**ASSIGNED TASK**
Starting at the top of the data and ending with the line that holds "atoms | (b) | 5.3 | (a) |", transcribe each line exactly; include both ends.

----- PROVIDED MATERIAL -----

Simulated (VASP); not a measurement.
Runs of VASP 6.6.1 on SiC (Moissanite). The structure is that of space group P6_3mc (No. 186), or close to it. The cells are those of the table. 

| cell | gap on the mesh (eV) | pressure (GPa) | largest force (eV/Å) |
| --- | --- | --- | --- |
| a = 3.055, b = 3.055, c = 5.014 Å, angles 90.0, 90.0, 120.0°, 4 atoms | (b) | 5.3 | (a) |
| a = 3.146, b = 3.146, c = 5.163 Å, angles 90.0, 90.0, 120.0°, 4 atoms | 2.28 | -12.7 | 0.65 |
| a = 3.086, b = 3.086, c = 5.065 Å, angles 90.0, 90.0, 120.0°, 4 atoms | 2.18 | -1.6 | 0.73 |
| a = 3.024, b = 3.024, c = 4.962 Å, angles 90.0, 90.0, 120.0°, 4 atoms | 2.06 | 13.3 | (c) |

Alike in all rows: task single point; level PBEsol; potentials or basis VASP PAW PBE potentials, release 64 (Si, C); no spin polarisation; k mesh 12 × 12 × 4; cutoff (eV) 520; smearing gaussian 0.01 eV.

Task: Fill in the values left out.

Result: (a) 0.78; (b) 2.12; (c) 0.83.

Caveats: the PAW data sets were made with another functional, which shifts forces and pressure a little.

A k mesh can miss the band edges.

-----

**WRITTEN RESPONSE**
Simulated (VASP); not a measurement.
Runs of VASP 6.6.1 on SiC (Moissanite). The structure is that of space group P6_3mc (No. 186), or close to it. The cells are those of the table. 

| cell | gap on the mesh (eV) | pressure (GPa) | largest force (eV/Å) |
| --- | --- | --- | --- |
| a = 3.055, b = 3.055, c = 5.014 Å, angles 90.0, 90.0, 120.0°, 4 atoms | (b) | 5.3 | (a) |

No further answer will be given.